» **Data for review**:
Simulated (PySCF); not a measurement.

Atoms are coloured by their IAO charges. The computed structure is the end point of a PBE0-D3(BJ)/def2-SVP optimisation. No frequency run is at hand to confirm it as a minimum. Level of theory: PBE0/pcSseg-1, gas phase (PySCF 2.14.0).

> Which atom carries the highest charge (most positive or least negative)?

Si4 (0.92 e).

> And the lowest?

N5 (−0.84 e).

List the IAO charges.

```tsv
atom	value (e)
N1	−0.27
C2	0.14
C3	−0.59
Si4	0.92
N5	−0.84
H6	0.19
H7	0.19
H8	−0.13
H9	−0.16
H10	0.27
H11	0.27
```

» **Required action**: Only the lines from the beginning of the entries through the line bearing "Atoms are coloured" should be returned, each exactly as written.

» **Exercise result**:
Simulated (PySCF); not a measurement.

Atoms are coloured by their IAO charges. The computed structure is the end point of a PBE0-D3(BJ)/def2-SVP optimisation. No frequency run is at hand to confirm it as a minimum. Level of theory: PBE0/pcSseg-1, gas phase (PySCF 2.14.0).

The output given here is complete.